THE DATA:
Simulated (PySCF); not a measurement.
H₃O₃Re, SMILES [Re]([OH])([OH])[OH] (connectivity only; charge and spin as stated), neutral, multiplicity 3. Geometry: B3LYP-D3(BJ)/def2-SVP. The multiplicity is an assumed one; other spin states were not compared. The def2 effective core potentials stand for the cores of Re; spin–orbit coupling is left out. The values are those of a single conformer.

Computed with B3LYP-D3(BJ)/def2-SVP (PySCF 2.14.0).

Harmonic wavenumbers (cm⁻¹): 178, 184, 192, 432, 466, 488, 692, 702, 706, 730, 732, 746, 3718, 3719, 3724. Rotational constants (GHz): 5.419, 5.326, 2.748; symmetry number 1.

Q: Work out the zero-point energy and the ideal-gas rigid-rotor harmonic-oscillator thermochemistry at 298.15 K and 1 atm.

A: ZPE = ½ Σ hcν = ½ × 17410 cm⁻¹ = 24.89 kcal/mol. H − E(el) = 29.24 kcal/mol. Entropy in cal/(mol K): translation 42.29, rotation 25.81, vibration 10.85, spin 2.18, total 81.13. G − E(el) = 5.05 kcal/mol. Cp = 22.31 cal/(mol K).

TASK ITEM: Give back exactly the lines above, from the line containing "Computed with B3LYP-D3(BJ)/def2-SVP" through the line containing "Q: Work out", with both end lines and nothing more.

RESPONSE:
Computed with B3LYP-D3(BJ)/def2-SVP (PySCF 2.14.0).

Harmonic wavenumbers (cm⁻¹): 178, 184, 192, 432, 466, 488, 692, 702, 706, 730, 732, 746, 3718, 3719, 3724. Rotational constants (GHz): 5.419, 5.326, 2.748; symmetry number 1.

Q: Work out the zero-point energy and the ideal-gas rigid-rotor harmonic-oscillator thermochemistry at 298.15 K and 1 atm.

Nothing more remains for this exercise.